- **ENTRIES SUPPLIED**
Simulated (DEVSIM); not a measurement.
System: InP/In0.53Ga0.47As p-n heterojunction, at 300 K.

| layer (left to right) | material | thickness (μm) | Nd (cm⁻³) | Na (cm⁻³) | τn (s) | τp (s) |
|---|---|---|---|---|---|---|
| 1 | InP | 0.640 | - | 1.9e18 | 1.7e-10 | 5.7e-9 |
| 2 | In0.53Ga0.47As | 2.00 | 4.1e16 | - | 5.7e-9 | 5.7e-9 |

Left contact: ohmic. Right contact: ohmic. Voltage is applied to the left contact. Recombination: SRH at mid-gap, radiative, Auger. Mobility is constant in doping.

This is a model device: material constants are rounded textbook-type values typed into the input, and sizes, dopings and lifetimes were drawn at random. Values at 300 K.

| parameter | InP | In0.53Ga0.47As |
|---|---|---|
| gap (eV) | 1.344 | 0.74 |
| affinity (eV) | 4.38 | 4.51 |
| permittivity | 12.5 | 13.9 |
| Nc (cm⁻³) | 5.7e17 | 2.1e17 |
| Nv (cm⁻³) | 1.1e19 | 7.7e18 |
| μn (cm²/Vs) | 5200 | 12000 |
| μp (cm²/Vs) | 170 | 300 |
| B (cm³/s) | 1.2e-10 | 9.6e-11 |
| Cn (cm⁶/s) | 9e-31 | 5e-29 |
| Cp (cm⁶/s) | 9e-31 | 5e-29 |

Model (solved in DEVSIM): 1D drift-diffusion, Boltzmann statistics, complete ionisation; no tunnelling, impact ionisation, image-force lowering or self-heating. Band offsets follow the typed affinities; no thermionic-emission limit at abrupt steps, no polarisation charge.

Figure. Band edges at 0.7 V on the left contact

- **WORK ORDER**
Return, word for word, every line from the top of the entries down to the line that holds "1.7e-10 | 5.7e-9 |", both included.

- **WRITTEN RESPONSE**
Simulated (DEVSIM); not a measurement.
System: InP/In0.53Ga0.47As p-n heterojunction, at 300 K.

| layer (left to right) | material | thickness (μm) | Nd (cm⁻³) | Na (cm⁻³) | τn (s) | τp (s) |
|---|---|---|---|---|---|---|
| 1 | InP | 0.640 | - | 1.9e18 | 1.7e-10 | 5.7e-9 |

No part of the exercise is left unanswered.